ENTRIES PROVIDED Block Start
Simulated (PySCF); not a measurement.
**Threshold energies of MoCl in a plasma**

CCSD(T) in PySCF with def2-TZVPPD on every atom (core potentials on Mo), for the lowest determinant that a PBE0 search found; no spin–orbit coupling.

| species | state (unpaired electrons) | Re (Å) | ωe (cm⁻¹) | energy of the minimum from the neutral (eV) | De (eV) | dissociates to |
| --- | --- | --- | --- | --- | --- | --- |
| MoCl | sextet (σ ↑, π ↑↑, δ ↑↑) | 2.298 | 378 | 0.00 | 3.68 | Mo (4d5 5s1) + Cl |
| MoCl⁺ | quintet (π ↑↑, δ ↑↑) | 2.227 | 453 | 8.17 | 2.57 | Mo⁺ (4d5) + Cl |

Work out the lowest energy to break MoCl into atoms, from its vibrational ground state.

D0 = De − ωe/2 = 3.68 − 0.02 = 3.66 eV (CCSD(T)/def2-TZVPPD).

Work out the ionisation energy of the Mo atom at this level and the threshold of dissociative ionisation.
ENTRIES PROVIDED Block End

● **ACTION ITEM**:
Output the lines above exactly, but only those between the line holding "Work out the lowest" and the line holding "D0 = De − ωe/2", inclusive.

● **YOUR SOLUTION**:
Work out the lowest energy to break MoCl into atoms, from its vibrational ground state.

D0 = De − ωe/2 = 3.68 − 0.02 = 3.66 eV (CCSD(T)/def2-TZVPPD).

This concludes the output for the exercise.